▸ **Action item**
All entries given below are to be returned word for word.

- Opening Delimiter -
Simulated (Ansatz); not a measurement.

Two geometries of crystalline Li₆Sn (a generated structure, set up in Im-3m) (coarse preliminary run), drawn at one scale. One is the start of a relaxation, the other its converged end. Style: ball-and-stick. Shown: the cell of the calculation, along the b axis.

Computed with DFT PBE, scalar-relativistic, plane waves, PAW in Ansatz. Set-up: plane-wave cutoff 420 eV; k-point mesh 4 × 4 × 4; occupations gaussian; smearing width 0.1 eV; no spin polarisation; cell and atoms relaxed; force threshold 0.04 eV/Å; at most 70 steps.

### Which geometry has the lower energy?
- Closing Delimiter -

▸ **Exercise response**
Simulated (Ansatz); not a measurement.

Two geometries of crystalline Li₆Sn (a generated structure, set up in Im-3m) (coarse preliminary run), drawn at one scale. One is the start of a relaxation, the other its converged end. Style: ball-and-stick. Shown: the cell of the calculation, along the b axis.

Computed with DFT PBE, scalar-relativistic, plane waves, PAW in Ansatz. Set-up: plane-wave cutoff 420 eV; k-point mesh 4 × 4 × 4; occupations gaussian; smearing width 0.1 eV; no spin polarisation; cell and atoms relaxed; force threshold 0.04 eV/Å; at most 70 steps.

### Which geometry has the lower energy?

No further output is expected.